Action item -> Transcribe the records below exactly as written, from the opening line through the line that contains "(GPa) | 1.0 |".

Data shown ->
◆ ◆ ◆ ◆

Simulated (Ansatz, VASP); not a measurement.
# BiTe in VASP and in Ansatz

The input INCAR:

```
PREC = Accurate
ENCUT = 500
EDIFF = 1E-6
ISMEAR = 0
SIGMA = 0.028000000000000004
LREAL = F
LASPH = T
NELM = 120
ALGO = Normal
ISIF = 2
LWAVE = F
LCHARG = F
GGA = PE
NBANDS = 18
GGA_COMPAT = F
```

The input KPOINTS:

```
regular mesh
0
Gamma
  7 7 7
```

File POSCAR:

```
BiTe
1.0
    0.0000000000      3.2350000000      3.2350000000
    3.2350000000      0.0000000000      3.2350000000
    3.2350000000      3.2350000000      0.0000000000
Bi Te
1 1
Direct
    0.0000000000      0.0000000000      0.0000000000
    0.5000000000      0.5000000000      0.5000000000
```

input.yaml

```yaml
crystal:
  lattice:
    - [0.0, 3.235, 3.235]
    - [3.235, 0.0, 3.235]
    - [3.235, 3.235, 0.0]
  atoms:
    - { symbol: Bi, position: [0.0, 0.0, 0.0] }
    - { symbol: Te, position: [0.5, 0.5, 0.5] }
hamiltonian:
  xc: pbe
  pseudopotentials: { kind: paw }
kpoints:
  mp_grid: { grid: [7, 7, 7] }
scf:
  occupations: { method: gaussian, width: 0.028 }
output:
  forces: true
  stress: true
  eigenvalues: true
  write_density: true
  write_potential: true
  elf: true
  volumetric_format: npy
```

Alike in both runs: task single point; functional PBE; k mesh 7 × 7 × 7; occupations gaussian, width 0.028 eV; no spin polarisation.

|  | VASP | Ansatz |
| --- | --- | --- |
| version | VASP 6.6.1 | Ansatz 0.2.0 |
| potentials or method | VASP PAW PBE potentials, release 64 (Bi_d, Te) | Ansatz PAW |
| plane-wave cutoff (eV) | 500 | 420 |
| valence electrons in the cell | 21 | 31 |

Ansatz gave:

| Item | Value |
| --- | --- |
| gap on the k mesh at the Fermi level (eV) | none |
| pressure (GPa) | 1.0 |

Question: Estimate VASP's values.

◆ ◆ ◆ ◆

Solution ->
Simulated (Ansatz, VASP); not a measurement.
# BiTe in VASP and in Ansatz

The input INCAR:

```
PREC = Accurate
ENCUT = 500
EDIFF = 1E-6
ISMEAR = 0
SIGMA = 0.028000000000000004
LREAL = F
LASPH = T
NELM = 120
ALGO = Normal
ISIF = 2
LWAVE = F
LCHARG = F
GGA = PE
NBANDS = 18
GGA_COMPAT = F
```

The input KPOINTS:

```
regular mesh
0
Gamma
  7 7 7
```

File POSCAR:

```
BiTe
1.0
    0.0000000000      3.2350000000      3.2350000000
    3.2350000000      0.0000000000      3.2350000000
    3.2350000000      3.2350000000      0.0000000000
Bi Te
1 1
Direct
    0.0000000000      0.0000000000      0.0000000000
    0.5000000000      0.5000000000      0.5000000000
```

input.yaml

```yaml
crystal:
  lattice:
    - [0.0, 3.235, 3.235]
    - [3.235, 0.0, 3.235]
    - [3.235, 3.235, 0.0]
  atoms:
    - { symbol: Bi, position: [0.0, 0.0, 0.0] }
    - { symbol: Te, position: [0.5, 0.5, 0.5] }
hamiltonian:
  xc: pbe
  pseudopotentials: { kind: paw }
kpoints:
  mp_grid: { grid: [7, 7, 7] }
scf:
  occupations: { method: gaussian, width: 0.028 }
output:
  forces: true
  stress: true
  eigenvalues: true
  write_density: true
  write_potential: true
  elf: true
  volumetric_format: npy
```

Alike in both runs: task single point; functional PBE; k mesh 7 × 7 × 7; occupations gaussian, width 0.028 eV; no spin polarisation.

|  | VASP | Ansatz |
| --- | --- | --- |
| version | VASP 6.6.1 | Ansatz 0.2.0 |
| potentials or method | VASP PAW PBE potentials, release 64 (Bi_d, Te) | Ansatz PAW |
| plane-wave cutoff (eV) | 500 | 420 |
| valence electrons in the cell | 21 | 31 |

Ansatz gave:

| Item | Value |
| --- | --- |
| gap on the k mesh at the Fermi level (eV) | none |
| pressure (GPa) | 1.0 |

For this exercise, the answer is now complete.